BEGIN

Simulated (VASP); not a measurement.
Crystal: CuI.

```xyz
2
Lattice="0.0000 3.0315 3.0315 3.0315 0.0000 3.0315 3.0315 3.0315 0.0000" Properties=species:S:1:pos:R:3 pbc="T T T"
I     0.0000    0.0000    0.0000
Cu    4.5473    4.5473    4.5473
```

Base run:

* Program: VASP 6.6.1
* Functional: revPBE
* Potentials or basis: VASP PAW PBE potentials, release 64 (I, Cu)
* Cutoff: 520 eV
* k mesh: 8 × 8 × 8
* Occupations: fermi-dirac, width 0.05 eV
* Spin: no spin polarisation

END

Please return the whole listing, line for line, exactly.

Simulated (VASP); not a measurement.
Crystal: CuI.

```xyz
2
Lattice="0.0000 3.0315 3.0315 3.0315 0.0000 3.0315 3.0315 3.0315 0.0000" Properties=species:S:1:pos:R:3 pbc="T T T"
I     0.0000    0.0000    0.0000
Cu    4.5473    4.5473    4.5473
```

Base run:

* Program: VASP 6.6.1
* Functional: revPBE
* Potentials or basis: VASP PAW PBE potentials, release 64 (I, Cu)
* Cutoff: 520 eV
* k mesh: 8 × 8 × 8
* Occupations: fermi-dirac, width 0.05 eV
* Spin: no spin polarisation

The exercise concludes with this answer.